------------------------------------------------------------------------

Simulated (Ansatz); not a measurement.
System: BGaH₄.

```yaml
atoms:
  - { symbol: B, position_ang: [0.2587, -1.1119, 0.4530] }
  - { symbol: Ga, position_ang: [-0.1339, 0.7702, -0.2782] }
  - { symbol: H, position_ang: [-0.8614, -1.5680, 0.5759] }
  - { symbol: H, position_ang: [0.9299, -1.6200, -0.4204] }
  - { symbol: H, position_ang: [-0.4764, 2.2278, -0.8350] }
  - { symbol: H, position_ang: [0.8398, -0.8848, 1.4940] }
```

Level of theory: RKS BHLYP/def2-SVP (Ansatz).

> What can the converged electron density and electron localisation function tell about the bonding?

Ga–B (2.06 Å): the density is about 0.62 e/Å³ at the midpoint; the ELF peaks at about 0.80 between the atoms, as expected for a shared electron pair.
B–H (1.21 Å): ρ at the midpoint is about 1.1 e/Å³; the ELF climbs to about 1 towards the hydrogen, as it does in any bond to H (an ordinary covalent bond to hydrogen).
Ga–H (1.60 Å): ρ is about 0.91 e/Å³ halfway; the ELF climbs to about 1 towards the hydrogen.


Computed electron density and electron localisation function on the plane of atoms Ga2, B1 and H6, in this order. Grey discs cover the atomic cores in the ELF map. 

------------------------------------------------------------------------

▶ [Work request]: Retype exactly the span of lines from the one with "about the bonding?" through the one with "Ga–H (1.60 Å): ρ"; include both ends and omit the rest of the material.

▶ [Answer section]:
> What can the converged electron density and electron localisation function tell about the bonding?

Ga–B (2.06 Å): the density is about 0.62 e/Å³ at the midpoint; the ELF peaks at about 0.80 between the atoms, as expected for a shared electron pair.
B–H (1.21 Å): ρ at the midpoint is about 1.1 e/Å³; the ELF climbs to about 1 towards the hydrogen, as it does in any bond to H (an ordinary covalent bond to hydrogen).
Ga–H (1.60 Å): ρ is about 0.91 e/Å³ halfway; the ELF climbs to about 1 towards the hydrogen.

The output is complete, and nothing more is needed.